·····

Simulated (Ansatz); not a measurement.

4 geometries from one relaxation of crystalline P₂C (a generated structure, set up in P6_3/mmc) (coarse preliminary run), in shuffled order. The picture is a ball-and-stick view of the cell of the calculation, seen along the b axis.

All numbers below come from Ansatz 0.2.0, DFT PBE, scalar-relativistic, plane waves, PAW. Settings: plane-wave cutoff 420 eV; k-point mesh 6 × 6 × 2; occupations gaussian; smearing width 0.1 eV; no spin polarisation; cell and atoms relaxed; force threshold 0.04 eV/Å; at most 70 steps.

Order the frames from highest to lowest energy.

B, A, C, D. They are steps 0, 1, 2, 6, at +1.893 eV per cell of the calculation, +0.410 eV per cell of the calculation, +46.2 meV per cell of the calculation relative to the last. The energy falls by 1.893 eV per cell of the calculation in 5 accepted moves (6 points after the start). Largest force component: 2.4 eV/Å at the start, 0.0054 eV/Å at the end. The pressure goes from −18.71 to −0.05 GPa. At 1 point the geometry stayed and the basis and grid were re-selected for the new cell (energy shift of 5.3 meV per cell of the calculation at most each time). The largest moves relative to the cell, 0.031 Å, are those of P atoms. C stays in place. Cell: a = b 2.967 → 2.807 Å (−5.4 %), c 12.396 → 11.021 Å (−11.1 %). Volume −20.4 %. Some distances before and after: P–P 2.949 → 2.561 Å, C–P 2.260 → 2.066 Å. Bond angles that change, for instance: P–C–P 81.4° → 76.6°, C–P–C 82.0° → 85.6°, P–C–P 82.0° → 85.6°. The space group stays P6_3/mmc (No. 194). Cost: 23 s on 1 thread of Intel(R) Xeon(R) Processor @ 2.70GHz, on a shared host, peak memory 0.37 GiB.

·····

| Work instruction |
Return, unchanged, the run of lines above that opens with the line containing "All numbers below" and closes with the line containing "Order the frames". Include both.

| Worked solution |
All numbers below come from Ansatz 0.2.0, DFT PBE, scalar-relativistic, plane waves, PAW. Settings: plane-wave cutoff 420 eV; k-point mesh 6 × 6 × 2; occupations gaussian; smearing width 0.1 eV; no spin polarisation; cell and atoms relaxed; force threshold 0.04 eV/Å; at most 70 steps.

Order the frames from highest to lowest energy.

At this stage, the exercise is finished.